Assigned task: The response must contain all of the entries, each one repeated exactly.

BEGIN Dataset

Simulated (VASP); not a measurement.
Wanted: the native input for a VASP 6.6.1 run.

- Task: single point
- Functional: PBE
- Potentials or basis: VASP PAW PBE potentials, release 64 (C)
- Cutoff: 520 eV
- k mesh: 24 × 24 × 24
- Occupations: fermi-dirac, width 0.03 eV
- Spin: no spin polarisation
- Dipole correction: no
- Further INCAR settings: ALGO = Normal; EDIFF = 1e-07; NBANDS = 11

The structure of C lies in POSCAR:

END Dataset

Response area:
Simulated (VASP); not a measurement.
Wanted: the native input for a VASP 6.6.1 run.

- Task: single point
- Functional: PBE
- Potentials or basis: VASP PAW PBE potentials, release 64 (C)
- Cutoff: 520 eV
- k mesh: 24 × 24 × 24
- Occupations: fermi-dirac, width 0.03 eV
- Spin: no spin polarisation
- Dipole correction: no
- Further INCAR settings: ALGO = Normal; EDIFF = 1e-07; NBANDS = 11

The structure of C lies in POSCAR:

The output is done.